■ **ACTIVITY**
Only the first line of the listing and the lines after it, up to and including the one containing "A k mesh can", should be retyped exactly.

--- START ---

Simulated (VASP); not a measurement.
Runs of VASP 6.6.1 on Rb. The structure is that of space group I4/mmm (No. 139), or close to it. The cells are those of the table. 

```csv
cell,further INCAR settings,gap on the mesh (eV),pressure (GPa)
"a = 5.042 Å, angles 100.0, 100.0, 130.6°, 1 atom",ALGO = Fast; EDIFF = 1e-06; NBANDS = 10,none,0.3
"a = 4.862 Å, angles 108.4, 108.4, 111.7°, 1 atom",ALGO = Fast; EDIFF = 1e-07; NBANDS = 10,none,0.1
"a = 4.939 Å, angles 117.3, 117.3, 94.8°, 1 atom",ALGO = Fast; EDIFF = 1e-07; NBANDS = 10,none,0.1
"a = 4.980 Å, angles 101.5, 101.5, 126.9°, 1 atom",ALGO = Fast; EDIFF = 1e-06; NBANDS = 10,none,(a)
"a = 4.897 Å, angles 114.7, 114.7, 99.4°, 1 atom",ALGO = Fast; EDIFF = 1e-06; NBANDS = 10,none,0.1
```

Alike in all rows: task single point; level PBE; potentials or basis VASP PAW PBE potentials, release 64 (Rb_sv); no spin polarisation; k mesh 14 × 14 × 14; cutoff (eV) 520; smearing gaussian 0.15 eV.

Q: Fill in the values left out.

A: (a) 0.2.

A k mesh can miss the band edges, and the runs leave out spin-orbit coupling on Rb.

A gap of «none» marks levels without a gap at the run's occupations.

--- END ---

■ **EXERCISE OUTPUT**
Simulated (VASP); not a measurement.
Runs of VASP 6.6.1 on Rb. The structure is that of space group I4/mmm (No. 139), or close to it. The cells are those of the table. 

```csv
cell,further INCAR settings,gap on the mesh (eV),pressure (GPa)
"a = 5.042 Å, angles 100.0, 100.0, 130.6°, 1 atom",ALGO = Fast; EDIFF = 1e-06; NBANDS = 10,none,0.3
"a = 4.862 Å, angles 108.4, 108.4, 111.7°, 1 atom",ALGO = Fast; EDIFF = 1e-07; NBANDS = 10,none,0.1
"a = 4.939 Å, angles 117.3, 117.3, 94.8°, 1 atom",ALGO = Fast; EDIFF = 1e-07; NBANDS = 10,none,0.1
"a = 4.980 Å, angles 101.5, 101.5, 126.9°, 1 atom",ALGO = Fast; EDIFF = 1e-06; NBANDS = 10,none,(a)
"a = 4.897 Å, angles 114.7, 114.7, 99.4°, 1 atom",ALGO = Fast; EDIFF = 1e-06; NBANDS = 10,none,0.1
```

Alike in all rows: task single point; level PBE; potentials or basis VASP PAW PBE potentials, release 64 (Rb_sv); no spin polarisation; k mesh 14 × 14 × 14; cutoff (eV) 520; smearing gaussian 0.15 eV.

Q: Fill in the values left out.

A: (a) 0.2.

A k mesh can miss the band edges, and the runs leave out spin-orbit coupling on Rb.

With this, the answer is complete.